## DATA UNDER STUDY:
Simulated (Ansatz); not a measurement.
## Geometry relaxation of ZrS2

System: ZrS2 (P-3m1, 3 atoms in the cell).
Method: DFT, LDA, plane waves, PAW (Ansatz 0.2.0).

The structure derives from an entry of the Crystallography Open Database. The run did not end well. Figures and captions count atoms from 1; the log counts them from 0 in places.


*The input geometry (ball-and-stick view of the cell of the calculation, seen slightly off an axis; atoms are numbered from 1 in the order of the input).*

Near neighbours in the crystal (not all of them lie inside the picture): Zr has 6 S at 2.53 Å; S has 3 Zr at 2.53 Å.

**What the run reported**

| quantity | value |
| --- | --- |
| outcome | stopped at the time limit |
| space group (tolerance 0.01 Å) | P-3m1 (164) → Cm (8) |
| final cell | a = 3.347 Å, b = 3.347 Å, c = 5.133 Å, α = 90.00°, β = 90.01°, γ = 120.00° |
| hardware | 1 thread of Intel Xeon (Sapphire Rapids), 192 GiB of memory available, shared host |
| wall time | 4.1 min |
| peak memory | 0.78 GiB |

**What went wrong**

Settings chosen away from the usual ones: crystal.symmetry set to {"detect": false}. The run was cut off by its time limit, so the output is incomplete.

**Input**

## WORK TASK:
Set down each entry above again exactly as it reads.

## EXERCISE SOLUTION:
Simulated (Ansatz); not a measurement.
## Geometry relaxation of ZrS2

System: ZrS2 (P-3m1, 3 atoms in the cell).
Method: DFT, LDA, plane waves, PAW (Ansatz 0.2.0).

The structure derives from an entry of the Crystallography Open Database. The run did not end well. Figures and captions count atoms from 1; the log counts them from 0 in places.


*The input geometry (ball-and-stick view of the cell of the calculation, seen slightly off an axis; atoms are numbered from 1 in the order of the input).*

Near neighbours in the crystal (not all of them lie inside the picture): Zr has 6 S at 2.53 Å; S has 3 Zr at 2.53 Å.

**What the run reported**

| quantity | value |
| --- | --- |
| outcome | stopped at the time limit |
| space group (tolerance 0.01 Å) | P-3m1 (164) → Cm (8) |
| final cell | a = 3.347 Å, b = 3.347 Å, c = 5.133 Å, α = 90.00°, β = 90.01°, γ = 120.00° |
| hardware | 1 thread of Intel Xeon (Sapphire Rapids), 192 GiB of memory available, shared host |
| wall time | 4.1 min |
| peak memory | 0.78 GiB |

**What went wrong**

Settings chosen away from the usual ones: crystal.symmetry set to {"detect": false}. The run was cut off by its time limit, so the output is incomplete.

**Input**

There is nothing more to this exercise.